━━━━━━━━━━━━━━━━━━━━

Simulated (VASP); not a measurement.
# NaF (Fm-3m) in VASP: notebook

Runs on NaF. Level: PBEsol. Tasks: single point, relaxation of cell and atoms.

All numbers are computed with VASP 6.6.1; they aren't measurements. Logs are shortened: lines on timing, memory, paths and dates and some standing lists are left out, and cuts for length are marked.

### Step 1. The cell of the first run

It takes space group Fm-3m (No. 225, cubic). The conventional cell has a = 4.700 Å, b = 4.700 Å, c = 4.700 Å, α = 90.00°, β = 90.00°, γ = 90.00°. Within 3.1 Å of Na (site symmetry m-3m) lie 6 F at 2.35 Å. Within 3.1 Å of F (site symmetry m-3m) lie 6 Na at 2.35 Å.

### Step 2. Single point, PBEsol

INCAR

━━━━━━━━━━━━━━━━━━━━

> **WORK ITEM**:
Take the material above and print all of it exactly.

> **TASK RESULT**:
Simulated (VASP); not a measurement.
# NaF (Fm-3m) in VASP: notebook

Runs on NaF. Level: PBEsol. Tasks: single point, relaxation of cell and atoms.

All numbers are computed with VASP 6.6.1; they aren't measurements. Logs are shortened: lines on timing, memory, paths and dates and some standing lists are left out, and cuts for length are marked.

### Step 1. The cell of the first run

It takes space group Fm-3m (No. 225, cubic). The conventional cell has a = 4.700 Å, b = 4.700 Å, c = 4.700 Å, α = 90.00°, β = 90.00°, γ = 90.00°. Within 3.1 Å of Na (site symmetry m-3m) lie 6 F at 2.35 Å. Within 3.1 Å of F (site symmetry m-3m) lie 6 Na at 2.35 Å.

### Step 2. Single point, PBEsol

INCAR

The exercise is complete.